···

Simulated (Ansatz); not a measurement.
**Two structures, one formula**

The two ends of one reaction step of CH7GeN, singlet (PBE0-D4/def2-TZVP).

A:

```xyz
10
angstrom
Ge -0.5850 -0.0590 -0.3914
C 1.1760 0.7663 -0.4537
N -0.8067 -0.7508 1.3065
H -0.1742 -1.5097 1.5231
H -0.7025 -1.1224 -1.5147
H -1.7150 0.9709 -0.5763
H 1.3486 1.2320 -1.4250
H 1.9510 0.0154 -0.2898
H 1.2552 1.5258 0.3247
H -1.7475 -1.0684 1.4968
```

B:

···

:: Exercise ::
Please output the listing in full, exactly as it was given above.

:: Your response ::
Simulated (Ansatz); not a measurement.
**Two structures, one formula**

The two ends of one reaction step of CH7GeN, singlet (PBE0-D4/def2-TZVP).

A:

```xyz
10
angstrom
Ge -0.5850 -0.0590 -0.3914
C 1.1760 0.7663 -0.4537
N -0.8067 -0.7508 1.3065
H -0.1742 -1.5097 1.5231
H -0.7025 -1.1224 -1.5147
H -1.7150 0.9709 -0.5763
H 1.3486 1.2320 -1.4250
H 1.9510 0.0154 -0.2898
H 1.2552 1.5258 0.3247
H -1.7475 -1.0684 1.4968
```

B:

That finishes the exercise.